**Brief:**
Output the full set of records exactly.

******

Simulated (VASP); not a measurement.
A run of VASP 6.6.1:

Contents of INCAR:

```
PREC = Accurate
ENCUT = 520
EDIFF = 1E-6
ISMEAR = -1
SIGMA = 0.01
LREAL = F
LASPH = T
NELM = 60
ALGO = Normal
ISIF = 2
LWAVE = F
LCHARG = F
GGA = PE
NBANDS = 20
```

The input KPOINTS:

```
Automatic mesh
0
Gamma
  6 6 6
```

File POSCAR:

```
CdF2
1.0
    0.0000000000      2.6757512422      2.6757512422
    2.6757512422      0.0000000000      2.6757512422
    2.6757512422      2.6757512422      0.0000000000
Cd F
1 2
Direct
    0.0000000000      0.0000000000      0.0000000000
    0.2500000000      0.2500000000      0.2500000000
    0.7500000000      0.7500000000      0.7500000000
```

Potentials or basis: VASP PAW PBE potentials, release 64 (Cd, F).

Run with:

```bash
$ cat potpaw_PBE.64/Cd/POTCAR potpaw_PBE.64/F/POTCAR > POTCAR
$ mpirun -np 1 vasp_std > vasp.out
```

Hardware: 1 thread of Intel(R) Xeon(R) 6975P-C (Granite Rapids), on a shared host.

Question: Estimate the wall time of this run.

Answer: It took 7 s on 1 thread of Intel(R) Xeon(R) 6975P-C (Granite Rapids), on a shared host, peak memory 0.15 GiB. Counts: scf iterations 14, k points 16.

******

**Answer space:**
Simulated (VASP); not a measurement.
A run of VASP 6.6.1:

Contents of INCAR:

```
PREC = Accurate
ENCUT = 520
EDIFF = 1E-6
ISMEAR = -1
SIGMA = 0.01
LREAL = F
LASPH = T
NELM = 60
ALGO = Normal
ISIF = 2
LWAVE = F
LCHARG = F
GGA = PE
NBANDS = 20
```

The input KPOINTS:

```
Automatic mesh
0
Gamma
  6 6 6
```

File POSCAR:

```
CdF2
1.0
    0.0000000000      2.6757512422      2.6757512422
    2.6757512422      0.0000000000      2.6757512422
    2.6757512422      2.6757512422      0.0000000000
Cd F
1 2
Direct
    0.0000000000      0.0000000000      0.0000000000
    0.2500000000      0.2500000000      0.2500000000
    0.7500000000      0.7500000000      0.7500000000
```

Potentials or basis: VASP PAW PBE potentials, release 64 (Cd, F).

Run with:

```bash
$ cat potpaw_PBE.64/Cd/POTCAR potpaw_PBE.64/F/POTCAR > POTCAR
$ mpirun -np 1 vasp_std > vasp.out
```

Hardware: 1 thread of Intel(R) Xeon(R) 6975P-C (Granite Rapids), on a shared host.

Question: Estimate the wall time of this run.

Answer: It took 7 s on 1 thread of Intel(R) Xeon(R) 6975P-C (Granite Rapids), on a shared host, peak memory 0.15 GiB. Counts: scf iterations 14, k points 16.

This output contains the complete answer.